==== Dataset entries
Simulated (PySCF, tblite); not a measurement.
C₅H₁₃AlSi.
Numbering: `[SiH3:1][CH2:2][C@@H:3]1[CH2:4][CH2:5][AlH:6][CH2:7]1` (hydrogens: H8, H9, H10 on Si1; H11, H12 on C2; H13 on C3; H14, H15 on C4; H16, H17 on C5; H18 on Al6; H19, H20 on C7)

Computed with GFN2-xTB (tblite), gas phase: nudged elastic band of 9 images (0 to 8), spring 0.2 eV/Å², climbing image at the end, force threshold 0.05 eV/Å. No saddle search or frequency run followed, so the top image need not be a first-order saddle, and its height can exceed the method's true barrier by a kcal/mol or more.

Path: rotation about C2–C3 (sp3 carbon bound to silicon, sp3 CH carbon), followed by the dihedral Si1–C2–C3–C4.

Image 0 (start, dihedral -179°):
========

Task item - The required output is the set of lines from the first line of the data through the line that contains "Path: rotation about", transcribed exactly.

Exercise response -
Simulated (PySCF, tblite); not a measurement.
C₅H₁₃AlSi.
Numbering: `[SiH3:1][CH2:2][C@@H:3]1[CH2:4][CH2:5][AlH:6][CH2:7]1` (hydrogens: H8, H9, H10 on Si1; H11, H12 on C2; H13 on C3; H14, H15 on C4; H16, H17 on C5; H18 on Al6; H19, H20 on C7)

Computed with GFN2-xTB (tblite), gas phase: nudged elastic band of 9 images (0 to 8), spring 0.2 eV/Å², climbing image at the end, force threshold 0.05 eV/Å. No saddle search or frequency run followed, so the top image need not be a first-order saddle, and its height can exceed the method's true barrier by a kcal/mol or more.

Path: rotation about C2–C3 (sp3 carbon bound to silicon, sp3 CH carbon), followed by the dihedral Si1–C2–C3–C4.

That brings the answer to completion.